[[ EXTRACTED MATERIAL open ]]

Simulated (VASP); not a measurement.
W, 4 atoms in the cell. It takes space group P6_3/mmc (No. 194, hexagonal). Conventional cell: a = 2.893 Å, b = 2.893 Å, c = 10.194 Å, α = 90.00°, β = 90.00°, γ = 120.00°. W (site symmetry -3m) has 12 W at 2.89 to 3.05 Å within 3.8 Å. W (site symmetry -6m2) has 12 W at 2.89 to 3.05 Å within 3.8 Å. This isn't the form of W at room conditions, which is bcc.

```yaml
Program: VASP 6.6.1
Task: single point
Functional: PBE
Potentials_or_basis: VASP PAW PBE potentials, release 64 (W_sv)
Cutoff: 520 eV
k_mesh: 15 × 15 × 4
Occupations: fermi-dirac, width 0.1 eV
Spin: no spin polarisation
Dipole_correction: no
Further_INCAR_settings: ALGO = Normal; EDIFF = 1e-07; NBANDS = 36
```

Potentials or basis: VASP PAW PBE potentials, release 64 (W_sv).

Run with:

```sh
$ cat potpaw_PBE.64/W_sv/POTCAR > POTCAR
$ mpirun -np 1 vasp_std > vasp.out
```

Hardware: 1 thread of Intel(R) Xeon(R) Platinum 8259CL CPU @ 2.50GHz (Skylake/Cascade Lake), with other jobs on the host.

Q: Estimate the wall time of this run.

[[ EXTRACTED MATERIAL closed ]]

ASSIGNMENT
Repeat the whole listing above, word for word.

TASK SOLUTION
Simulated (VASP); not a measurement.
W, 4 atoms in the cell. It takes space group P6_3/mmc (No. 194, hexagonal). Conventional cell: a = 2.893 Å, b = 2.893 Å, c = 10.194 Å, α = 90.00°, β = 90.00°, γ = 120.00°. W (site symmetry -3m) has 12 W at 2.89 to 3.05 Å within 3.8 Å. W (site symmetry -6m2) has 12 W at 2.89 to 3.05 Å within 3.8 Å. This isn't the form of W at room conditions, which is bcc.

```yaml
Program: VASP 6.6.1
Task: single point
Functional: PBE
Potentials_or_basis: VASP PAW PBE potentials, release 64 (W_sv)
Cutoff: 520 eV
k_mesh: 15 × 15 × 4
Occupations: fermi-dirac, width 0.1 eV
Spin: no spin polarisation
Dipole_correction: no
Further_INCAR_settings: ALGO = Normal; EDIFF = 1e-07; NBANDS = 36
```

Potentials or basis: VASP PAW PBE potentials, release 64 (W_sv).

Run with:

```sh
$ cat potpaw_PBE.64/W_sv/POTCAR > POTCAR
$ mpirun -np 1 vasp_std > vasp.out
```

Hardware: 1 thread of Intel(R) Xeon(R) Platinum 8259CL CPU @ 2.50GHz (Skylake/Cascade Lake), with other jobs on the host.

Q: Estimate the wall time of this run.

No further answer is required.